> **Exercise**: Below are some records. Print all of them exactly as they appear.

> **Data for analysis**:
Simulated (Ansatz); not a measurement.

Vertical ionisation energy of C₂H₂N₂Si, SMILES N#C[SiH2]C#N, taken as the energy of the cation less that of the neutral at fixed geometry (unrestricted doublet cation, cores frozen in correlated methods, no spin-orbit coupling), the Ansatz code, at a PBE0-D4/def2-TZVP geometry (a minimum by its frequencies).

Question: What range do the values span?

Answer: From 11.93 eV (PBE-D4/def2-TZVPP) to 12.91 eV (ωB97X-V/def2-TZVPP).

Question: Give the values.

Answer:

> **Written answer**:
Simulated (Ansatz); not a measurement.

Vertical ionisation energy of C₂H₂N₂Si, SMILES N#C[SiH2]C#N, taken as the energy of the cation less that of the neutral at fixed geometry (unrestricted doublet cation, cores frozen in correlated methods, no spin-orbit coupling), the Ansatz code, at a PBE0-D4/def2-TZVP geometry (a minimum by its frequencies).

Question: What range do the values span?

Answer: From 11.93 eV (PBE-D4/def2-TZVPP) to 12.91 eV (ωB97X-V/def2-TZVPP).

Question: Give the values.

Answer:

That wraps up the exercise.